Data for analysis:
_ _ _ _ _

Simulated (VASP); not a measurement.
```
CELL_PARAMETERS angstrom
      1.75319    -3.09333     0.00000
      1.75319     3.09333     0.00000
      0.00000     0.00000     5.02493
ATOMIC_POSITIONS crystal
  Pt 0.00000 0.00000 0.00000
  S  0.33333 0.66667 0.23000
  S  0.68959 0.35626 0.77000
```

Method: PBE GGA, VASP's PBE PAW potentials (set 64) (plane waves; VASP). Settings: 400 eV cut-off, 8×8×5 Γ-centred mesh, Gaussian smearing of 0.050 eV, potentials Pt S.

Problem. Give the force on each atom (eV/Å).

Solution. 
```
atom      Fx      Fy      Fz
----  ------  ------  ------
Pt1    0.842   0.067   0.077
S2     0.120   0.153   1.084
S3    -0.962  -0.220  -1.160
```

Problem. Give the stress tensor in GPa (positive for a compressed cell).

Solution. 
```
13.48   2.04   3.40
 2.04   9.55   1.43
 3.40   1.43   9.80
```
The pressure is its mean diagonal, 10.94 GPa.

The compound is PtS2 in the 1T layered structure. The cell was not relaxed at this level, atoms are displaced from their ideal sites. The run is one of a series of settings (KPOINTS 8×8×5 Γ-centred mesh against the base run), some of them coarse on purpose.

_ _ _ _ _

Print the full listing, word for word.

Simulated (VASP); not a measurement.
```
CELL_PARAMETERS angstrom
      1.75319    -3.09333     0.00000
      1.75319     3.09333     0.00000
      0.00000     0.00000     5.02493
ATOMIC_POSITIONS crystal
  Pt 0.00000 0.00000 0.00000
  S  0.33333 0.66667 0.23000
  S  0.68959 0.35626 0.77000
```

Method: PBE GGA, VASP's PBE PAW potentials (set 64) (plane waves; VASP). Settings: 400 eV cut-off, 8×8×5 Γ-centred mesh, Gaussian smearing of 0.050 eV, potentials Pt S.

Problem. Give the force on each atom (eV/Å).

Solution. 
```
atom      Fx      Fy      Fz
----  ------  ------  ------
Pt1    0.842   0.067   0.077
S2     0.120   0.153   1.084
S3    -0.962  -0.220  -1.160
```

Problem. Give the stress tensor in GPa (positive for a compressed cell).

Solution. 
```
13.48   2.04   3.40
 2.04   9.55   1.43
 3.40   1.43   9.80
```
The pressure is its mean diagonal, 10.94 GPa.

The compound is PtS2 in the 1T layered structure. The cell was not relaxed at this level, atoms are displaced from their ideal sites. The run is one of a series of settings (KPOINTS 8×8×5 Γ-centred mesh against the base run), some of them coarse on purpose.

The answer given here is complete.